__WORK REQUEST__
Lines from the start of the data through the line containing "Pressure (GPa): 7.6." must be given again exactly. Leave the others out.

———
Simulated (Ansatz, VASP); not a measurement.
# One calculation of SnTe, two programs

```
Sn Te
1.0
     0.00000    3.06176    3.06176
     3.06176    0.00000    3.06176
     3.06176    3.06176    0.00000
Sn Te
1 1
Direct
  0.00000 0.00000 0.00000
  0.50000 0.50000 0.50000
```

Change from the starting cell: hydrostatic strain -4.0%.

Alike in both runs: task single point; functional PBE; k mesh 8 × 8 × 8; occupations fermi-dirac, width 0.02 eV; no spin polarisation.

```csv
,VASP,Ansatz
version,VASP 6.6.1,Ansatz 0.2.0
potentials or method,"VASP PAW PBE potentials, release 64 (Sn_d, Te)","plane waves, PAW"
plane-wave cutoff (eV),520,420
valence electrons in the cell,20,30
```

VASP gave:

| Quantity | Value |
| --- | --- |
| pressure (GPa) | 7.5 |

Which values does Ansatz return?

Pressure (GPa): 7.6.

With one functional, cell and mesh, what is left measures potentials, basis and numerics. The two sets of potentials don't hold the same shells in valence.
———

__RESULT__
Simulated (Ansatz, VASP); not a measurement.
# One calculation of SnTe, two programs

```
Sn Te
1.0
     0.00000    3.06176    3.06176
     3.06176    0.00000    3.06176
     3.06176    3.06176    0.00000
Sn Te
1 1
Direct
  0.00000 0.00000 0.00000
  0.50000 0.50000 0.50000
```

Change from the starting cell: hydrostatic strain -4.0%.

Alike in both runs: task single point; functional PBE; k mesh 8 × 8 × 8; occupations fermi-dirac, width 0.02 eV; no spin polarisation.

```csv
,VASP,Ansatz
version,VASP 6.6.1,Ansatz 0.2.0
potentials or method,"VASP PAW PBE potentials, release 64 (Sn_d, Te)","plane waves, PAW"
plane-wave cutoff (eV),520,420
valence electrons in the cell,20,30
```

VASP gave:

| Quantity | Value |
| --- | --- |
| pressure (GPa) | 7.5 |

Which values does Ansatz return?

Pressure (GPa): 7.6.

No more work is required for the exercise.